===== EXTRACTED INFORMATION

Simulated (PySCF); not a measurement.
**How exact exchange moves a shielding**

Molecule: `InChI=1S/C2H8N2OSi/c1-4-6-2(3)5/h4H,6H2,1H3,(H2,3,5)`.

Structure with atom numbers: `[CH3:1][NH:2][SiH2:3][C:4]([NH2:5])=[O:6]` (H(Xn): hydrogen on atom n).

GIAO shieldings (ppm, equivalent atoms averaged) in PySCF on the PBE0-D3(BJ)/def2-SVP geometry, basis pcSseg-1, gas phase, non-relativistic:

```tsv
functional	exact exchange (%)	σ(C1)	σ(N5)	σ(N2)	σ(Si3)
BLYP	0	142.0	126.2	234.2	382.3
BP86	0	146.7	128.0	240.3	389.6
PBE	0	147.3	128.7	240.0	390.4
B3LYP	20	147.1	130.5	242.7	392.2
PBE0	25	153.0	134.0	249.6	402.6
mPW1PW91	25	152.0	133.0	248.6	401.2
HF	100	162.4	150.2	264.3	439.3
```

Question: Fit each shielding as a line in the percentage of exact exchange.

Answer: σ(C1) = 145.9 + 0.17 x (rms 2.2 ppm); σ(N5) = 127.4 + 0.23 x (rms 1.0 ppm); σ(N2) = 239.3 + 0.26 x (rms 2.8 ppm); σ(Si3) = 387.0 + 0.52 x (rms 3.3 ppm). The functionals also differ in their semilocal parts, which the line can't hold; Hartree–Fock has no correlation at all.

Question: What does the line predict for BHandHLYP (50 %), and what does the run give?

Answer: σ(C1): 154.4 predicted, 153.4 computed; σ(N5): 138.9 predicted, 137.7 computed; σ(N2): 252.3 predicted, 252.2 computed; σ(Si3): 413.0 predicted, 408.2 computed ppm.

==========

TASK ITEM =>
Please copy only these lines, exactly: the first line of the records through the line containing "Question: What does", ends included.

EXERCISE RESPONSE =>
Simulated (PySCF); not a measurement.
**How exact exchange moves a shielding**

Molecule: `InChI=1S/C2H8N2OSi/c1-4-6-2(3)5/h4H,6H2,1H3,(H2,3,5)`.

Structure with atom numbers: `[CH3:1][NH:2][SiH2:3][C:4]([NH2:5])=[O:6]` (H(Xn): hydrogen on atom n).

GIAO shieldings (ppm, equivalent atoms averaged) in PySCF on the PBE0-D3(BJ)/def2-SVP geometry, basis pcSseg-1, gas phase, non-relativistic:

```tsv
functional	exact exchange (%)	σ(C1)	σ(N5)	σ(N2)	σ(Si3)
BLYP	0	142.0	126.2	234.2	382.3
BP86	0	146.7	128.0	240.3	389.6
PBE	0	147.3	128.7	240.0	390.4
B3LYP	20	147.1	130.5	242.7	392.2
PBE0	25	153.0	134.0	249.6	402.6
mPW1PW91	25	152.0	133.0	248.6	401.2
HF	100	162.4	150.2	264.3	439.3
```

Question: Fit each shielding as a line in the percentage of exact exchange.

Answer: σ(C1) = 145.9 + 0.17 x (rms 2.2 ppm); σ(N5) = 127.4 + 0.23 x (rms 1.0 ppm); σ(N2) = 239.3 + 0.26 x (rms 2.8 ppm); σ(Si3) = 387.0 + 0.52 x (rms 3.3 ppm). The functionals also differ in their semilocal parts, which the line can't hold; Hartree–Fock has no correlation at all.

Question: What does the line predict for BHandHLYP (50 %), and what does the run give?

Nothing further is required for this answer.